» **ASSIGNMENT**: Each entry that appears below should be restated exactly as it is.

-- DATA LISTING follows --

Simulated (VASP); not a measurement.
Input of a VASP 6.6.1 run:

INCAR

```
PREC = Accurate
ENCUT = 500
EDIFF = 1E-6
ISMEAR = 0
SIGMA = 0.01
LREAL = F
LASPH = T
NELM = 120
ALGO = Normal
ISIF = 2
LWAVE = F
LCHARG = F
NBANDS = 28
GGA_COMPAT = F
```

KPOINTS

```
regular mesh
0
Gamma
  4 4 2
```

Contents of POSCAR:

-- DATA LISTING concluded --

» **TASK OUTPUT**:
Simulated (VASP); not a measurement.
Input of a VASP 6.6.1 run:

INCAR

```
PREC = Accurate
ENCUT = 500
EDIFF = 1E-6
ISMEAR = 0
SIGMA = 0.01
LREAL = F
LASPH = T
NELM = 120
ALGO = Normal
ISIF = 2
LWAVE = F
LCHARG = F
NBANDS = 28
GGA_COMPAT = F
```

KPOINTS

```
regular mesh
0
Gamma
  4 4 2
```

Contents of POSCAR:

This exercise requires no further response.